- Supplied material
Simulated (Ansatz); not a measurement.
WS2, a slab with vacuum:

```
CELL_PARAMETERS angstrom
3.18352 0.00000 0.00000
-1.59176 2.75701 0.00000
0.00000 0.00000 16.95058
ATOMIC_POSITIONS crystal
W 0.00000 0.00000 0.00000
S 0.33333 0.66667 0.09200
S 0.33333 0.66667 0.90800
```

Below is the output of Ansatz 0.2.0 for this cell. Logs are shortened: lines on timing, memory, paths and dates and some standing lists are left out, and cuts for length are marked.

- Activity
Your response should consist of the full listing, exactly as written.

- Your solution
Simulated (Ansatz); not a measurement.
WS2, a slab with vacuum:

```
CELL_PARAMETERS angstrom
3.18352 0.00000 0.00000
-1.59176 2.75701 0.00000
0.00000 0.00000 16.95058
ATOMIC_POSITIONS crystal
W 0.00000 0.00000 0.00000
S 0.33333 0.66667 0.09200
S 0.33333 0.66667 0.90800
```

Below is the output of Ansatz 0.2.0 for this cell. Logs are shortened: lines on timing, memory, paths and dates and some standing lists are left out, and cuts for length are marked.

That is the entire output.